╭──
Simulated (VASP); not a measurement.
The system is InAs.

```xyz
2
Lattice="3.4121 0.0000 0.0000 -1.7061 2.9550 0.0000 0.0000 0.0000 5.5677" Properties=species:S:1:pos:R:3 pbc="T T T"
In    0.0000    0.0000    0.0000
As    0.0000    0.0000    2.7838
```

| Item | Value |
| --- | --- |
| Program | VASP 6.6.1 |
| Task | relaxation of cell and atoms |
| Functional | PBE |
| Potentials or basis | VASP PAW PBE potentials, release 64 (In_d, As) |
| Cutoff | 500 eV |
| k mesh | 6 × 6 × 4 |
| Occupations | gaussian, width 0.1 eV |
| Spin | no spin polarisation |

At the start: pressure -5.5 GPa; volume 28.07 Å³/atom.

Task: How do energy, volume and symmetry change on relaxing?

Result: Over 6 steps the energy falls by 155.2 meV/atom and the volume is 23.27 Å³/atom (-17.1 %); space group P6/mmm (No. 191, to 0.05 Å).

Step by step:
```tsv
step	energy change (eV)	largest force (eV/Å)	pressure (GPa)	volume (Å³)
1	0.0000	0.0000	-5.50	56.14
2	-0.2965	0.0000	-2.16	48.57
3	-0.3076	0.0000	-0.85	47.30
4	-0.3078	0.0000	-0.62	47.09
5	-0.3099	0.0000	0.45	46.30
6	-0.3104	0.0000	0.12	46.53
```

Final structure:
╰──

WORK ORDER. Each record is to be repeated word for word, with none skipped.

ANSWER AREA.
Simulated (VASP); not a measurement.
The system is InAs.

```xyz
2
Lattice="3.4121 0.0000 0.0000 -1.7061 2.9550 0.0000 0.0000 0.0000 5.5677" Properties=species:S:1:pos:R:3 pbc="T T T"
In    0.0000    0.0000    0.0000
As    0.0000    0.0000    2.7838
```

| Item | Value |
| --- | --- |
| Program | VASP 6.6.1 |
| Task | relaxation of cell and atoms |
| Functional | PBE |
| Potentials or basis | VASP PAW PBE potentials, release 64 (In_d, As) |
| Cutoff | 500 eV |
| k mesh | 6 × 6 × 4 |
| Occupations | gaussian, width 0.1 eV |
| Spin | no spin polarisation |

At the start: pressure -5.5 GPa; volume 28.07 Å³/atom.

Task: How do energy, volume and symmetry change on relaxing?

Result: Over 6 steps the energy falls by 155.2 meV/atom and the volume is 23.27 Å³/atom (-17.1 %); space group P6/mmm (No. 191, to 0.05 Å).

Step by step:
```tsv
step	energy change (eV)	largest force (eV/Å)	pressure (GPa)	volume (Å³)
1	0.0000	0.0000	-5.50	56.14
2	-0.2965	0.0000	-2.16	48.57
3	-0.3076	0.0000	-0.85	47.30
4	-0.3078	0.0000	-0.62	47.09
5	-0.3099	0.0000	0.45	46.30
6	-0.3104	0.0000	0.12	46.53
```

Final structure:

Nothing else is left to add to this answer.